■ **Given data**:
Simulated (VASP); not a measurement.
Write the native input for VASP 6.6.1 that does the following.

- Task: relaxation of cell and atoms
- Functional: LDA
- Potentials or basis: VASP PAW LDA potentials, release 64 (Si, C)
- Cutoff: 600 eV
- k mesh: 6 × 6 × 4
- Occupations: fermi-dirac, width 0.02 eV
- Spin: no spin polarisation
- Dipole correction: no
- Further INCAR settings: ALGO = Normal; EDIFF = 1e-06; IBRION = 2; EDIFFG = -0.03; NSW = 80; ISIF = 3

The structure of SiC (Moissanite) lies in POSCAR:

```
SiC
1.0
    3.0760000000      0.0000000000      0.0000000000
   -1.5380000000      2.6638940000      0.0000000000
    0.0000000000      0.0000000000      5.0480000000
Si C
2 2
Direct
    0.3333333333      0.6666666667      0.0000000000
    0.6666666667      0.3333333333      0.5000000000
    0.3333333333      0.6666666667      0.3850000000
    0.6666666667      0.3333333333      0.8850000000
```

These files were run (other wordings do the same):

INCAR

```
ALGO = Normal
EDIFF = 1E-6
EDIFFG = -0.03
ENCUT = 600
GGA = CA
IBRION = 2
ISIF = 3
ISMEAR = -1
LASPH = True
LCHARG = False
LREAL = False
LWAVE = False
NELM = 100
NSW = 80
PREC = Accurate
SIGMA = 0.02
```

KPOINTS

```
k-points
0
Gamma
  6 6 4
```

■ **Assigned task**: Write out each entry again, character for character.

■ **Result**:
Simulated (VASP); not a measurement.
Write the native input for VASP 6.6.1 that does the following.

- Task: relaxation of cell and atoms
- Functional: LDA
- Potentials or basis: VASP PAW LDA potentials, release 64 (Si, C)
- Cutoff: 600 eV
- k mesh: 6 × 6 × 4
- Occupations: fermi-dirac, width 0.02 eV
- Spin: no spin polarisation
- Dipole correction: no
- Further INCAR settings: ALGO = Normal; EDIFF = 1e-06; IBRION = 2; EDIFFG = -0.03; NSW = 80; ISIF = 3

The structure of SiC (Moissanite) lies in POSCAR:

```
SiC
1.0
    3.0760000000      0.0000000000      0.0000000000
   -1.5380000000      2.6638940000      0.0000000000
    0.0000000000      0.0000000000      5.0480000000
Si C
2 2
Direct
    0.3333333333      0.6666666667      0.0000000000
    0.6666666667      0.3333333333      0.5000000000
    0.3333333333      0.6666666667      0.3850000000
    0.6666666667      0.3333333333      0.8850000000
```

These files were run (other wordings do the same):

INCAR

```
ALGO = Normal
EDIFF = 1E-6
EDIFFG = -0.03
ENCUT = 600
GGA = CA
IBRION = 2
ISIF = 3
ISMEAR = -1
LASPH = True
LCHARG = False
LREAL = False
LWAVE = False
NELM = 100
NSW = 80
PREC = Accurate
SIGMA = 0.02
```

KPOINTS

```
k-points
0
Gamma
  6 6 4
```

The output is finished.